* **Provided data**:
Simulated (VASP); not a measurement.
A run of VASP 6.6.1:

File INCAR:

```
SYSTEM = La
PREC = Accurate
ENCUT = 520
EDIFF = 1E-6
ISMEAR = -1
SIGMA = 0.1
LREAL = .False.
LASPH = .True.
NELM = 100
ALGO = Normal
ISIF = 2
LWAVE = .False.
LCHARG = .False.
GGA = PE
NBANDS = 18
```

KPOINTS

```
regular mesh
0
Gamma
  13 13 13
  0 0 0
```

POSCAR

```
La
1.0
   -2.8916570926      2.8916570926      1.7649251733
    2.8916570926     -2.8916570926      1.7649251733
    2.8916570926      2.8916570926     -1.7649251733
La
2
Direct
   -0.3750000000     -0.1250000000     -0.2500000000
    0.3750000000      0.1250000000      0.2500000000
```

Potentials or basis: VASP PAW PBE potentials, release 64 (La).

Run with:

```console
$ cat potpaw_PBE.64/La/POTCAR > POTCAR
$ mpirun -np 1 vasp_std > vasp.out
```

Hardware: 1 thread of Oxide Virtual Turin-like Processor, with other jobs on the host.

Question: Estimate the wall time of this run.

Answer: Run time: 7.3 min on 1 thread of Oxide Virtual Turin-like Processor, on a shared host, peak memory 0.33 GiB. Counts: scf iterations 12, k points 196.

* **Task item**: Set down, unchanged, only those lines above that fall between the line with "Potentials or basis: VASP" and the line with "Question: Estimate the wall time of this run.", the two end lines included.

* **Solution**:
Potentials or basis: VASP PAW PBE potentials, release 64 (La).

Run with:

```console
$ cat potpaw_PBE.64/La/POTCAR > POTCAR
$ mpirun -np 1 vasp_std > vasp.out
```

Hardware: 1 thread of Oxide Virtual Turin-like Processor, with other jobs on the host.

Question: Estimate the wall time of this run.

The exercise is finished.